Work instruction
Through the line that contains "- Cutoff: 520 eV", return the data below exactly, starting at its first line; leave the rest out.

Entries provided
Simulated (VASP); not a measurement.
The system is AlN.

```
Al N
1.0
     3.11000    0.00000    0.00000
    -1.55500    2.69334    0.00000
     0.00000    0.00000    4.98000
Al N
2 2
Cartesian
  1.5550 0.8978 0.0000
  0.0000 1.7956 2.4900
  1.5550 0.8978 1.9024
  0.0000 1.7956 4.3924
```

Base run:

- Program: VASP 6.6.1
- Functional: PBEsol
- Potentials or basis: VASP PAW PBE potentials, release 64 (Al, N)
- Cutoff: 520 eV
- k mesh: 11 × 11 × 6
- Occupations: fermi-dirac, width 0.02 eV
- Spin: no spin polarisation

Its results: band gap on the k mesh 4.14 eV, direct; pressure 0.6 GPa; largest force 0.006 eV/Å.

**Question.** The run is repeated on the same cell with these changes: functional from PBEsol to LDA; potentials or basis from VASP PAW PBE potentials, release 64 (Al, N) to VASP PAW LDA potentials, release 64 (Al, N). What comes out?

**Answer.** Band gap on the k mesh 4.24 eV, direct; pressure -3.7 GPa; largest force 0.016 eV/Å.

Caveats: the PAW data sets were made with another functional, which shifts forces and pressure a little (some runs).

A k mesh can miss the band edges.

Task result
Simulated (VASP); not a measurement.
The system is AlN.

```
Al N
1.0
     3.11000    0.00000    0.00000
    -1.55500    2.69334    0.00000
     0.00000    0.00000    4.98000
Al N
2 2
Cartesian
  1.5550 0.8978 0.0000
  0.0000 1.7956 2.4900
  1.5550 0.8978 1.9024
  0.0000 1.7956 4.3924
```

Base run:

- Program: VASP 6.6.1
- Functional: PBEsol
- Potentials or basis: VASP PAW PBE potentials, release 64 (Al, N)
- Cutoff: 520 eV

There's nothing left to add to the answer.